• _EXTRACTED INFORMATION_

·····

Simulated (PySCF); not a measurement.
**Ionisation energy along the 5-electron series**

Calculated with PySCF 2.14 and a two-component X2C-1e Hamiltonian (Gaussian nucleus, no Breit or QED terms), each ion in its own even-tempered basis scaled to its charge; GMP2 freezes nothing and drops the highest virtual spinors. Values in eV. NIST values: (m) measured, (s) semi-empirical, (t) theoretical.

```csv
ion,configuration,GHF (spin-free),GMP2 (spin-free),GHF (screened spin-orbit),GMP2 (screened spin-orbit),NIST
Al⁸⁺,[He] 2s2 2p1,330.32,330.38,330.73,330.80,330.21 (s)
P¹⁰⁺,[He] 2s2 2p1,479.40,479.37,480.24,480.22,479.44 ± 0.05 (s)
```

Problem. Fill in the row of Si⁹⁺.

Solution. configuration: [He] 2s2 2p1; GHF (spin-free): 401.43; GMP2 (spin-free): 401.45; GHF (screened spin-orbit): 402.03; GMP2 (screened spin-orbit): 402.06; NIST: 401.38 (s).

·····

• _REQUIRED ACTION_
Reproduce the listing above exactly as far as the line with "Problem. Fill in the row of Si⁹⁺.", that line included.

• _REPLY_
Simulated (PySCF); not a measurement.
**Ionisation energy along the 5-electron series**

Calculated with PySCF 2.14 and a two-component X2C-1e Hamiltonian (Gaussian nucleus, no Breit or QED terms), each ion in its own even-tempered basis scaled to its charge; GMP2 freezes nothing and drops the highest virtual spinors. Values in eV. NIST values: (m) measured, (s) semi-empirical, (t) theoretical.

```csv
ion,configuration,GHF (spin-free),GMP2 (spin-free),GHF (screened spin-orbit),GMP2 (screened spin-orbit),NIST
Al⁸⁺,[He] 2s2 2p1,330.32,330.38,330.73,330.80,330.21 (s)
P¹⁰⁺,[He] 2s2 2p1,479.40,479.37,480.24,480.22,479.44 ± 0.05 (s)
```

Problem. Fill in the row of Si⁹⁺.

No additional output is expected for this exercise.